BRIEF:
Range to reproduce from the entries below: the line with "A density functional", the line with "Periodic cell of", and every line in between. Give them exactly and give nothing else.

.....

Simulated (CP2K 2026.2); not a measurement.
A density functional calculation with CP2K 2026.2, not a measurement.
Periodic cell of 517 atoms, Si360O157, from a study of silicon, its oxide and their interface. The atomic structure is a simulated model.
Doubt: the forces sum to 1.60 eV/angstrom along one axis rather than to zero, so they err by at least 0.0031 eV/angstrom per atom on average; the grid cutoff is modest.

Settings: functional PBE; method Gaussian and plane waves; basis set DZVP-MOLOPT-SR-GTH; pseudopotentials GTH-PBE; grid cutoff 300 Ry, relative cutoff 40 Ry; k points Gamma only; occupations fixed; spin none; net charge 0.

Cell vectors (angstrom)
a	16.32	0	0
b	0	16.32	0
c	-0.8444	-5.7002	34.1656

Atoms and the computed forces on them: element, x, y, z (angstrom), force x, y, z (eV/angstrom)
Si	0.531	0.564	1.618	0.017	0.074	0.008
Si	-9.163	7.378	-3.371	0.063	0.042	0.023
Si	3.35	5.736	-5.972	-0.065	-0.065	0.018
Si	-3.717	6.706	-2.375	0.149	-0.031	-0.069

.....

EXERCISE RESPONSE:
A density functional calculation with CP2K 2026.2, not a measurement.
Periodic cell of 517 atoms, Si360O157, from a study of silicon, its oxide and their interface. The atomic structure is a simulated model.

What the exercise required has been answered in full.